┌──
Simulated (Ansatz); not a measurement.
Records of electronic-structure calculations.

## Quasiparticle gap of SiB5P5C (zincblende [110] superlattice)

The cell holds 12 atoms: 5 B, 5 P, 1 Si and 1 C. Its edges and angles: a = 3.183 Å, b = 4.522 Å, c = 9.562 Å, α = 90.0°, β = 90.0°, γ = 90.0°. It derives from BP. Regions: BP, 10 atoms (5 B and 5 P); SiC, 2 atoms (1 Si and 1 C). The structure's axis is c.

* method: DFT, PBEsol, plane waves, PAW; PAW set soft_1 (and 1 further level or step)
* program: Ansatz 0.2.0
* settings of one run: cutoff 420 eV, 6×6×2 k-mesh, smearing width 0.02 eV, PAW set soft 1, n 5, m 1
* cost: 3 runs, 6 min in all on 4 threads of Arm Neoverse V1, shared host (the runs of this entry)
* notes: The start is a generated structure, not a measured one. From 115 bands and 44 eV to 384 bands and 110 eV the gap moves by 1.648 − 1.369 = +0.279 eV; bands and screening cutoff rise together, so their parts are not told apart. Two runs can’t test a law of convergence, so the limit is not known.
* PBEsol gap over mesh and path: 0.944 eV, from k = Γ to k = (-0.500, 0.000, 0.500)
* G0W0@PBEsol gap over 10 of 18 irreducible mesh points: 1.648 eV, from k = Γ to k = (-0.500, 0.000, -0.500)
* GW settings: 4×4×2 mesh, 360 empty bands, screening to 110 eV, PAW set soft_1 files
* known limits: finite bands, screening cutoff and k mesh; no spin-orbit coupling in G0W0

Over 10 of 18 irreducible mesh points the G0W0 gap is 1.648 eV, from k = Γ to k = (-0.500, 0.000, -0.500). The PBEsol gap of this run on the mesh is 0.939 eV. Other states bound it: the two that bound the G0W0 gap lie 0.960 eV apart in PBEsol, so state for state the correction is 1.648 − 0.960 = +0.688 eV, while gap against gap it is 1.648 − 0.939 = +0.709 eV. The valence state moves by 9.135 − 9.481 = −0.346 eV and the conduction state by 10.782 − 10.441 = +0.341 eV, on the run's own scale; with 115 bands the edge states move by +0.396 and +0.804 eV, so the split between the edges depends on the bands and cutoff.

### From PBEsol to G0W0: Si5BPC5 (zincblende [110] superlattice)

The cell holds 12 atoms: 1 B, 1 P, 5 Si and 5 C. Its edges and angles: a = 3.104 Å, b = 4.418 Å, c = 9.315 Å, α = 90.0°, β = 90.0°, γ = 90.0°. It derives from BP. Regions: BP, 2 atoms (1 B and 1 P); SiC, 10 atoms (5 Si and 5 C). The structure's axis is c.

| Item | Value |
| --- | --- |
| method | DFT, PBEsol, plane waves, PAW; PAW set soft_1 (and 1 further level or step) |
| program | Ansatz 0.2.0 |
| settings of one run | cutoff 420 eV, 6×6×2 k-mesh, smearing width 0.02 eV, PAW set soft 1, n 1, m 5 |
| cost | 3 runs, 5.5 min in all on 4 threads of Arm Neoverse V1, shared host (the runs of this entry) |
└──

▸ **Assigned task**: Set down again, word for word, the stretch of records from the line with "Over 10 of 18 irreducible mesh points the" to the line with "1, n 1, m 5 |", both of those lines included.

▸ **Written solution**:
Over 10 of 18 irreducible mesh points the G0W0 gap is 1.648 eV, from k = Γ to k = (-0.500, 0.000, -0.500). The PBEsol gap of this run on the mesh is 0.939 eV. Other states bound it: the two that bound the G0W0 gap lie 0.960 eV apart in PBEsol, so state for state the correction is 1.648 − 0.960 = +0.688 eV, while gap against gap it is 1.648 − 0.939 = +0.709 eV. The valence state moves by 9.135 − 9.481 = −0.346 eV and the conduction state by 10.782 − 10.441 = +0.341 eV, on the run's own scale; with 115 bands the edge states move by +0.396 and +0.804 eV, so the split between the edges depends on the bands and cutoff.

### From PBEsol to G0W0: Si5BPC5 (zincblende [110] superlattice)

The cell holds 12 atoms: 1 B, 1 P, 5 Si and 5 C. Its edges and angles: a = 3.104 Å, b = 4.418 Å, c = 9.315 Å, α = 90.0°, β = 90.0°, γ = 90.0°. It derives from BP. Regions: BP, 2 atoms (1 B and 1 P); SiC, 10 atoms (5 Si and 5 C). The structure's axis is c.

| Item | Value |
| --- | --- |
| method | DFT, PBEsol, plane waves, PAW; PAW set soft_1 (and 1 further level or step) |
| program | Ansatz 0.2.0 |
| settings of one run | cutoff 420 eV, 6×6×2 k-mesh, smearing width 0.02 eV, PAW set soft 1, n 1, m 5 |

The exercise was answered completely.